▶ [Required action] Would you output all the data exactly as it stands?

*** Extracted records ***

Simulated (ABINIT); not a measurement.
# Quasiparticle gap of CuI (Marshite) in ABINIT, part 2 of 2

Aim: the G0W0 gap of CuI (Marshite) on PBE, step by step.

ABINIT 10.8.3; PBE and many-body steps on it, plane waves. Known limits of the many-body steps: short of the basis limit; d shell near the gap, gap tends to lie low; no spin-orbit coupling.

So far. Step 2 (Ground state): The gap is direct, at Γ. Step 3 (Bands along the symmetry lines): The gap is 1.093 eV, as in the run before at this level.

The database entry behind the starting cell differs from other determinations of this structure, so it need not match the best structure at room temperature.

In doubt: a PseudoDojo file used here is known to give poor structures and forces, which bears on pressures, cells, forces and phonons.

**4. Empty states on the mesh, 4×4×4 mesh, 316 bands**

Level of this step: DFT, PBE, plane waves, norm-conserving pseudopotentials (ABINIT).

*** End of Extracted records ***

▶ [Problem solution]
Simulated (ABINIT); not a measurement.
# Quasiparticle gap of CuI (Marshite) in ABINIT, part 2 of 2

Aim: the G0W0 gap of CuI (Marshite) on PBE, step by step.

ABINIT 10.8.3; PBE and many-body steps on it, plane waves. Known limits of the many-body steps: short of the basis limit; d shell near the gap, gap tends to lie low; no spin-orbit coupling.

So far. Step 2 (Ground state): The gap is direct, at Γ. Step 3 (Bands along the symmetry lines): The gap is 1.093 eV, as in the run before at this level.

The database entry behind the starting cell differs from other determinations of this structure, so it need not match the best structure at room temperature.

In doubt: a PseudoDojo file used here is known to give poor structures and forces, which bears on pressures, cells, forces and phonons.

**4. Empty states on the mesh, 4×4×4 mesh, 316 bands**

Level of this step: DFT, PBE, plane waves, norm-conserving pseudopotentials (ABINIT).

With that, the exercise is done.